▶ Exercise
Print the listing that follows, character for character.

▶ Source information
--- START ---

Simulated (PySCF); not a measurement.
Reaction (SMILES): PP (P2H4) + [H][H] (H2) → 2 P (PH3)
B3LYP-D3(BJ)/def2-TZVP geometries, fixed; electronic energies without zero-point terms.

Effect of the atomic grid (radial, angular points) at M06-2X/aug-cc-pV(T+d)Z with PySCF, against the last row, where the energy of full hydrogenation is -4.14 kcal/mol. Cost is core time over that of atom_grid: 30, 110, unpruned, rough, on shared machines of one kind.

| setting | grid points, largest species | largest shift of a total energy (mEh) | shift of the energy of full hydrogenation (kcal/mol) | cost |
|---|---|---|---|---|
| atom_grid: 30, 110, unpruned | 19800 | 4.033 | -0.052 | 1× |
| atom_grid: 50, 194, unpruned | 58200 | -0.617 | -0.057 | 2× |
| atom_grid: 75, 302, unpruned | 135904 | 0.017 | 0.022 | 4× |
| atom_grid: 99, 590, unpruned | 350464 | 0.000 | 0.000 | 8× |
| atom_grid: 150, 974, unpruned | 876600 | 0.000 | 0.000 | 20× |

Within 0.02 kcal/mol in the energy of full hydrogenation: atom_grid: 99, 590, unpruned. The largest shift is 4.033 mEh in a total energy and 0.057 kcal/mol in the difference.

--- END ---

▶ Task output
Simulated (PySCF); not a measurement.
Reaction (SMILES): PP (P2H4) + [H][H] (H2) → 2 P (PH3)
B3LYP-D3(BJ)/def2-TZVP geometries, fixed; electronic energies without zero-point terms.

Effect of the atomic grid (radial, angular points) at M06-2X/aug-cc-pV(T+d)Z with PySCF, against the last row, where the energy of full hydrogenation is -4.14 kcal/mol. Cost is core time over that of atom_grid: 30, 110, unpruned, rough, on shared machines of one kind.

| setting | grid points, largest species | largest shift of a total energy (mEh) | shift of the energy of full hydrogenation (kcal/mol) | cost |
|---|---|---|---|---|
| atom_grid: 30, 110, unpruned | 19800 | 4.033 | -0.052 | 1× |
| atom_grid: 50, 194, unpruned | 58200 | -0.617 | -0.057 | 2× |
| atom_grid: 75, 302, unpruned | 135904 | 0.017 | 0.022 | 4× |
| atom_grid: 99, 590, unpruned | 350464 | 0.000 | 0.000 | 8× |
| atom_grid: 150, 974, unpruned | 876600 | 0.000 | 0.000 | 20× |

Within 0.02 kcal/mol in the energy of full hydrogenation: atom_grid: 99, 590, unpruned. The largest shift is 4.033 mEh in a total energy and 0.057 kcal/mol in the difference.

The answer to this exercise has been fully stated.